■ WORK INSTRUCTION: Reproduce exactly the opening lines of the listing, stopping after the line that contains "Nb–Nb (2.61 Å): the" and including it.

★ ★ ★
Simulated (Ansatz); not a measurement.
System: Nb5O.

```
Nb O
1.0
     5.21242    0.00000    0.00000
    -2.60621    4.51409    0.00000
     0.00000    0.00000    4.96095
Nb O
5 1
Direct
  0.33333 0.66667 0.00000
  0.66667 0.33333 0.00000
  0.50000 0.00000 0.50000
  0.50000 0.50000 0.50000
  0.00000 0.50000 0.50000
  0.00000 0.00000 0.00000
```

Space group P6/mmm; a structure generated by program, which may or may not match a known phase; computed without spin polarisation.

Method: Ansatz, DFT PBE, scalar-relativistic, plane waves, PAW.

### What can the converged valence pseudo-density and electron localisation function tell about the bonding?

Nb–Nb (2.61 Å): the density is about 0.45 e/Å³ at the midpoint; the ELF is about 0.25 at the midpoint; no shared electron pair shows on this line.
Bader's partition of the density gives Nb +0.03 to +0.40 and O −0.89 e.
★ ★ ★

■ TASK RESULT:
Simulated (Ansatz); not a measurement.
System: Nb5O.

```
Nb O
1.0
     5.21242    0.00000    0.00000
    -2.60621    4.51409    0.00000
     0.00000    0.00000    4.96095
Nb O
5 1
Direct
  0.33333 0.66667 0.00000
  0.66667 0.33333 0.00000
  0.50000 0.00000 0.50000
  0.50000 0.50000 0.50000
  0.00000 0.50000 0.50000
  0.00000 0.00000 0.00000
```

Space group P6/mmm; a structure generated by program, which may or may not match a known phase; computed without spin polarisation.

Method: Ansatz, DFT PBE, scalar-relativistic, plane waves, PAW.

### What can the converged valence pseudo-density and electron localisation function tell about the bonding?

Nb–Nb (2.61 Å): the density is about 0.45 e/Å³ at the midpoint; the ELF is about 0.25 at the midpoint; no shared electron pair shows on this line.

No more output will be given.